§ Exercise: Quote exactly the lines from the start of the entries to the one with "Be is run at", both ends included.

•••••

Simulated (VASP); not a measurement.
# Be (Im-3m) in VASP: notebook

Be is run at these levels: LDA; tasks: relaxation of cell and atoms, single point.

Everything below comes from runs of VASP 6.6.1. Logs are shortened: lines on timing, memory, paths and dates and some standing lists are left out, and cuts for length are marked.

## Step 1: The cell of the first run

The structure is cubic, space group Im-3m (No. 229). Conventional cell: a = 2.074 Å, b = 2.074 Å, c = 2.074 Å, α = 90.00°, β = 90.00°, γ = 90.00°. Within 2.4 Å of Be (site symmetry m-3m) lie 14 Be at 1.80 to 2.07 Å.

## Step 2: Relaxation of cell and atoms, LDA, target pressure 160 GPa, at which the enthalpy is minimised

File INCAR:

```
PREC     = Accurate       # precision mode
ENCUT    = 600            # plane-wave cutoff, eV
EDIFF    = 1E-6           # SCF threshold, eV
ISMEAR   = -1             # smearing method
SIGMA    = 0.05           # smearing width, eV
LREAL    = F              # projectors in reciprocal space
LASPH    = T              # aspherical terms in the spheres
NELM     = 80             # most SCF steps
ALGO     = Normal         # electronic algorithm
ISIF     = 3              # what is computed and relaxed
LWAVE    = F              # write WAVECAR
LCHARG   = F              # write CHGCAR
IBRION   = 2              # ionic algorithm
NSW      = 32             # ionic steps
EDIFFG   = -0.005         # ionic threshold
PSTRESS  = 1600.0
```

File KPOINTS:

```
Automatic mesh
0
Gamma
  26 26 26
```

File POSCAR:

•••••

§ Exercise answer:
Simulated (VASP); not a measurement.
# Be (Im-3m) in VASP: notebook

Be is run at these levels: LDA; tasks: relaxation of cell and atoms, single point.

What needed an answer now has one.